• _DATA UNDER STUDY_:
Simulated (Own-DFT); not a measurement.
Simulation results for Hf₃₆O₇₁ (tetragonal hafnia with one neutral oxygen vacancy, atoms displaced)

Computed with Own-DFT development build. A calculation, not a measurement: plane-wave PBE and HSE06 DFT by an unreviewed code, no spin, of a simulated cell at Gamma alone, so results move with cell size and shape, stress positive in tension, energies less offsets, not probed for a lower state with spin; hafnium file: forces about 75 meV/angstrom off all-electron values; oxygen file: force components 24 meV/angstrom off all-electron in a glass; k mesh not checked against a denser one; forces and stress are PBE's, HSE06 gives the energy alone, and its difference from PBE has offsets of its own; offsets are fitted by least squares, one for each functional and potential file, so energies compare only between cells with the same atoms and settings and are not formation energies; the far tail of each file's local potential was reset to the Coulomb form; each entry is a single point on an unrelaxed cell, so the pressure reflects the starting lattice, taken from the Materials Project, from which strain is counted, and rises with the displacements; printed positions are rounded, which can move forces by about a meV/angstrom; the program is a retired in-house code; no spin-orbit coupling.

• _ASSIGNED TASK_: The records above must be set down again exactly as written.

• _SOLUTION_:
Simulated (Own-DFT); not a measurement.
Simulation results for Hf₃₆O₇₁ (tetragonal hafnia with one neutral oxygen vacancy, atoms displaced)

Computed with Own-DFT development build. A calculation, not a measurement: plane-wave PBE and HSE06 DFT by an unreviewed code, no spin, of a simulated cell at Gamma alone, so results move with cell size and shape, stress positive in tension, energies less offsets, not probed for a lower state with spin; hafnium file: forces about 75 meV/angstrom off all-electron values; oxygen file: force components 24 meV/angstrom off all-electron in a glass; k mesh not checked against a denser one; forces and stress are PBE's, HSE06 gives the energy alone, and its difference from PBE has offsets of its own; offsets are fitted by least squares, one for each functional and potential file, so energies compare only between cells with the same atoms and settings and are not formation energies; the far tail of each file's local potential was reset to the Coulomb form; each entry is a single point on an unrelaxed cell, so the pressure reflects the starting lattice, taken from the Materials Project, from which strain is counted, and rises with the displacements; printed positions are rounded, which can move forces by about a meV/angstrom; the program is a retired in-house code; no spin-orbit coupling.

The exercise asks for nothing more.